# Brief:
Every line from the one containing "36.192 | -2.10113 |" to the one containing "Measured: bulk modulus" in the records below, both included, must be set down exactly, and no other line.

# Extracted records:
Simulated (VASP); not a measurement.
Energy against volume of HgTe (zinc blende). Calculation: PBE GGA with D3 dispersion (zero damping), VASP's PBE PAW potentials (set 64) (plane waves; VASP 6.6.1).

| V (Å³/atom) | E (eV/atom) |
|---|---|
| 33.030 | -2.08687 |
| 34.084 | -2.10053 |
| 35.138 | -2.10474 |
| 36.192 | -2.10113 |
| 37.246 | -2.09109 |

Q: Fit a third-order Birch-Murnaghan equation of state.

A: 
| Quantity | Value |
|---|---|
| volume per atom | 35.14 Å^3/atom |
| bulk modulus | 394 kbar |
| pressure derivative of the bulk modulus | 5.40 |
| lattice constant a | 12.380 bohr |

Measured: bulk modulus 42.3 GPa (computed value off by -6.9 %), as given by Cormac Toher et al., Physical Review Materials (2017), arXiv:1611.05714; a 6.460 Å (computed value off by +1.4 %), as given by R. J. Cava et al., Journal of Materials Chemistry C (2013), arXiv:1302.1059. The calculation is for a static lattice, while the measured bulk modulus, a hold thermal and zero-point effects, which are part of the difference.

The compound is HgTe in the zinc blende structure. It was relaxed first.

# Task result:
| 36.192 | -2.10113 |
| 37.246 | -2.09109 |

Q: Fit a third-order Birch-Murnaghan equation of state.

A: 
| Quantity | Value |
|---|---|
| volume per atom | 35.14 Å^3/atom |
| bulk modulus | 394 kbar |
| pressure derivative of the bulk modulus | 5.40 |
| lattice constant a | 12.380 bohr |

Measured: bulk modulus 42.3 GPa (computed value off by -6.9 %), as given by Cormac Toher et al., Physical Review Materials (2017), arXiv:1611.05714; a 6.460 Å (computed value off by +1.4 %), as given by R. J. Cava et al., Journal of Materials Chemistry C (2013), arXiv:1302.1059. The calculation is for a static lattice, while the measured bulk modulus, a hold thermal and zero-point effects, which are part of the difference.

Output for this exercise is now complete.